> [BRIEF]
Set down each line of the listing exactly as it reads.

START INFORMATION

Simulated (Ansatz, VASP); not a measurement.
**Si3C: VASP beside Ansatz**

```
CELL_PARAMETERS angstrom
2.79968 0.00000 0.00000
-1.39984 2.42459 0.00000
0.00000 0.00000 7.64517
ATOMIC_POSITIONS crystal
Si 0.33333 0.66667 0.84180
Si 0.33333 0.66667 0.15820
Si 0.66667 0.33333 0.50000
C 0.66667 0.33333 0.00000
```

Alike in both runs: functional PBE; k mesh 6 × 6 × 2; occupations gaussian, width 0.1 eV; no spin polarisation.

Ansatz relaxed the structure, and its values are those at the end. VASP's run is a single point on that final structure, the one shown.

END INFORMATION

> [WORKED SOLUTION]
Simulated (Ansatz, VASP); not a measurement.
**Si3C: VASP beside Ansatz**

```
CELL_PARAMETERS angstrom
2.79968 0.00000 0.00000
-1.39984 2.42459 0.00000
0.00000 0.00000 7.64517
ATOMIC_POSITIONS crystal
Si 0.33333 0.66667 0.84180
Si 0.33333 0.66667 0.15820
Si 0.66667 0.33333 0.50000
C 0.66667 0.33333 0.00000
```

Alike in both runs: functional PBE; k mesh 6 × 6 × 2; occupations gaussian, width 0.1 eV; no spin polarisation.

Ansatz relaxed the structure, and its values are those at the end. VASP's run is a single point on that final structure, the one shown.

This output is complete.